Given records:
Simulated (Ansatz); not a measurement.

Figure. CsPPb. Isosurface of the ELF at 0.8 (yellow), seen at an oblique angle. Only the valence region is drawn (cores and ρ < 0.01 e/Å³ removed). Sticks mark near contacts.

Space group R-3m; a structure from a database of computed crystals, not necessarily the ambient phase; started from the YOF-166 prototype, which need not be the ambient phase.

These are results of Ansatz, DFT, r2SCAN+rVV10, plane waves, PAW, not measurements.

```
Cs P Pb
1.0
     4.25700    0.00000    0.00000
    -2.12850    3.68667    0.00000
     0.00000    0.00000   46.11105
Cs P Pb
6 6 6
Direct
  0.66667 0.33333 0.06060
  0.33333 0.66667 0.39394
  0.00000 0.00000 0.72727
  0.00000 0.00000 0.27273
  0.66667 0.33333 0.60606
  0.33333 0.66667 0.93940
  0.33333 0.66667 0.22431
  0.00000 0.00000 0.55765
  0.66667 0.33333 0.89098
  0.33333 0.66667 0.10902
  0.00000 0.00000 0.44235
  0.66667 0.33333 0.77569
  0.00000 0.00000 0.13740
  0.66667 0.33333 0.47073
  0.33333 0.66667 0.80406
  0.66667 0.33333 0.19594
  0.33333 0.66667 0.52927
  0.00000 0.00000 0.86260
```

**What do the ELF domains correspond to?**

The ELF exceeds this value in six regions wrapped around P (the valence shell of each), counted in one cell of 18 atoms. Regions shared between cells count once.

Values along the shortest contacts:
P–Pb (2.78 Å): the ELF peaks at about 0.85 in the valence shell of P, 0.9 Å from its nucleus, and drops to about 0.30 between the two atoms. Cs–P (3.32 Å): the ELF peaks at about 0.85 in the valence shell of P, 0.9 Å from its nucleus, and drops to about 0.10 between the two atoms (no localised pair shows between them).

Work instruction: All that is wanted is a faithful reproduction of the line above with "These are results", the line with "Values along the", and every line in between.

Exercise solution:
These are results of Ansatz, DFT, r2SCAN+rVV10, plane waves, PAW, not measurements.

```
Cs P Pb
1.0
     4.25700    0.00000    0.00000
    -2.12850    3.68667    0.00000
     0.00000    0.00000   46.11105
Cs P Pb
6 6 6
Direct
  0.66667 0.33333 0.06060
  0.33333 0.66667 0.39394
  0.00000 0.00000 0.72727
  0.00000 0.00000 0.27273
  0.66667 0.33333 0.60606
  0.33333 0.66667 0.93940
  0.33333 0.66667 0.22431
  0.00000 0.00000 0.55765
  0.66667 0.33333 0.89098
  0.33333 0.66667 0.10902
  0.00000 0.00000 0.44235
  0.66667 0.33333 0.77569
  0.00000 0.00000 0.13740
  0.66667 0.33333 0.47073
  0.33333 0.66667 0.80406
  0.66667 0.33333 0.19594
  0.33333 0.66667 0.52927
  0.00000 0.00000 0.86260
```

**What do the ELF domains correspond to?**

The ELF exceeds this value in six regions wrapped around P (the valence shell of each), counted in one cell of 18 atoms. Regions shared between cells count once.

Values along the shortest contacts:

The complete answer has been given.